§ **RECORDED DATA**
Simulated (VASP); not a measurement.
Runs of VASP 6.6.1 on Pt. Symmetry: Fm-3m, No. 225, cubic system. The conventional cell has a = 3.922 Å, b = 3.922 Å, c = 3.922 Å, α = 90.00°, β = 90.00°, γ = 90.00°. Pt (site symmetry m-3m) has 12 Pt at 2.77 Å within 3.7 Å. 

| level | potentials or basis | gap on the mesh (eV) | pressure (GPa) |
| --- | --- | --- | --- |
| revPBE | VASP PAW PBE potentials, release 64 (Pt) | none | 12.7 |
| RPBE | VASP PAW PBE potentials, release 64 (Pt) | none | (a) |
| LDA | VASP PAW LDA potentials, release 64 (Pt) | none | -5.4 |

§ **WORK REQUEST**
Each line of the data must be returned exactly.

§ **RESULT**
Simulated (VASP); not a measurement.
Runs of VASP 6.6.1 on Pt. Symmetry: Fm-3m, No. 225, cubic system. The conventional cell has a = 3.922 Å, b = 3.922 Å, c = 3.922 Å, α = 90.00°, β = 90.00°, γ = 90.00°. Pt (site symmetry m-3m) has 12 Pt at 2.77 Å within 3.7 Å. 

| level | potentials or basis | gap on the mesh (eV) | pressure (GPa) |
| --- | --- | --- | --- |
| revPBE | VASP PAW PBE potentials, release 64 (Pt) | none | 12.7 |
| RPBE | VASP PAW PBE potentials, release 64 (Pt) | none | (a) |
| LDA | VASP PAW LDA potentials, release 64 (Pt) | none | -5.4 |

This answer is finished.